RECORD SET -
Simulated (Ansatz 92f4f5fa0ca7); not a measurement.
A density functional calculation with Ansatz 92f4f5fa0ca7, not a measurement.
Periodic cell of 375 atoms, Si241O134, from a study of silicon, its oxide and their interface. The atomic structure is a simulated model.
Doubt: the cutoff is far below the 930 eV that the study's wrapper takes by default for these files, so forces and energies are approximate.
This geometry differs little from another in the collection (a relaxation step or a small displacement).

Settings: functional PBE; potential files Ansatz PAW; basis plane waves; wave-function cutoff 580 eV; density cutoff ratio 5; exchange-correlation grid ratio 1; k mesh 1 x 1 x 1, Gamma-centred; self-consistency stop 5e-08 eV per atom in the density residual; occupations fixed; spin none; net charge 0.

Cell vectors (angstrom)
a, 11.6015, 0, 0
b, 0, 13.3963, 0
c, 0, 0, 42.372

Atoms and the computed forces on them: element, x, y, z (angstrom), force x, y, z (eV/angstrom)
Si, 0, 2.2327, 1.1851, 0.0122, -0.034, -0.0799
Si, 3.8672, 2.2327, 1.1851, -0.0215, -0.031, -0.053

TASK ITEM - Repeat word for word the lines above that run from the line containing "Doubt: the cutoff" through the line containing "This geometry differs", both ends included, and nothing else.

ANSWER SECTION -
Doubt: the cutoff is far below the 930 eV that the study's wrapper takes by default for these files, so forces and energies are approximate.
This geometry differs little from another in the collection (a relaxation step or a small displacement).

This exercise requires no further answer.